## Exercise
Your task is to quote the records from their first line through the line containing "Only the terms", with nothing added or left out.

## Data for review

┄┄┄┄┄┄┄┄┄┄┄┄┄┄┄┄┄┄┄┄

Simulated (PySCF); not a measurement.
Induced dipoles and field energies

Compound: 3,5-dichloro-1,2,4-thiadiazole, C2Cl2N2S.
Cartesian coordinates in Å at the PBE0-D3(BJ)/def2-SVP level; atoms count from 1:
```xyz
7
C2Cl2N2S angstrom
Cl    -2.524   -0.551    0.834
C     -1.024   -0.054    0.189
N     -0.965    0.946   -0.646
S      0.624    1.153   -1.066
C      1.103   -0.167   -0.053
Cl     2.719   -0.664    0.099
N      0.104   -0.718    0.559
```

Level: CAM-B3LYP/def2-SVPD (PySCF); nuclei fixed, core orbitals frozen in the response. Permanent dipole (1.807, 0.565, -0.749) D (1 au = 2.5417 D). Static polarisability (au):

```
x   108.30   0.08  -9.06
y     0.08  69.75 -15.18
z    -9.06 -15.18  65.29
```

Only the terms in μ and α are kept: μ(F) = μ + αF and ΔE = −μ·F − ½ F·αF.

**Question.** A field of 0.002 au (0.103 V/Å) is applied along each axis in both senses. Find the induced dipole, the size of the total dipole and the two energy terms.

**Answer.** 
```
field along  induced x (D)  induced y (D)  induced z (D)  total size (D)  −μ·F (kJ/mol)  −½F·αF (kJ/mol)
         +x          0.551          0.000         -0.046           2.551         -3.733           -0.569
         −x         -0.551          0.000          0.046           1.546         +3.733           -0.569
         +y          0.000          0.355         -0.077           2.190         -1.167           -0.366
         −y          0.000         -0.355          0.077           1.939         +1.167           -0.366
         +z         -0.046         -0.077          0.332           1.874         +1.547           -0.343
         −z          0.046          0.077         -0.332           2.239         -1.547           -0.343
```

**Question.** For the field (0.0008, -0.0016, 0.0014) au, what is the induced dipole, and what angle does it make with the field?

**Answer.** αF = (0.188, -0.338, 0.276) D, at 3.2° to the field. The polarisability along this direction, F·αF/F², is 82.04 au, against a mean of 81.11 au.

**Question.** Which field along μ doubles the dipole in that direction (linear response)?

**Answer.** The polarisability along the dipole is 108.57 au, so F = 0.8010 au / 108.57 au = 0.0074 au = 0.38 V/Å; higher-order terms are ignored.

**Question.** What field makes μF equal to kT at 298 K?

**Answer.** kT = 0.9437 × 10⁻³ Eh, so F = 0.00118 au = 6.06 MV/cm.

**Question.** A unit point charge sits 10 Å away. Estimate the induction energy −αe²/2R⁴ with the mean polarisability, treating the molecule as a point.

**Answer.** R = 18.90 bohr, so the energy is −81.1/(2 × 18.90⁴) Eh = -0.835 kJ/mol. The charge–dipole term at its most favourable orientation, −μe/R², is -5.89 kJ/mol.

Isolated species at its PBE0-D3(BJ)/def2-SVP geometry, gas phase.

┄┄┄┄┄┄┄┄┄┄┄┄┄┄┄┄┄┄┄┄

## Your response
Simulated (PySCF); not a measurement.
Induced dipoles and field energies

Compound: 3,5-dichloro-1,2,4-thiadiazole, C2Cl2N2S.
Cartesian coordinates in Å at the PBE0-D3(BJ)/def2-SVP level; atoms count from 1:
```xyz
7
C2Cl2N2S angstrom
Cl    -2.524   -0.551    0.834
C     -1.024   -0.054    0.189
N     -0.965    0.946   -0.646
S      0.624    1.153   -1.066
C      1.103   -0.167   -0.053
Cl     2.719   -0.664    0.099
N      0.104   -0.718    0.559
```

Level: CAM-B3LYP/def2-SVPD (PySCF); nuclei fixed, core orbitals frozen in the response. Permanent dipole (1.807, 0.565, -0.749) D (1 au = 2.5417 D). Static polarisability (au):

```
x   108.30   0.08  -9.06
y     0.08  69.75 -15.18
z    -9.06 -15.18  65.29
```

Only the terms in μ and α are kept: μ(F) = μ + αF and ΔE = −μ·F − ½ F·αF.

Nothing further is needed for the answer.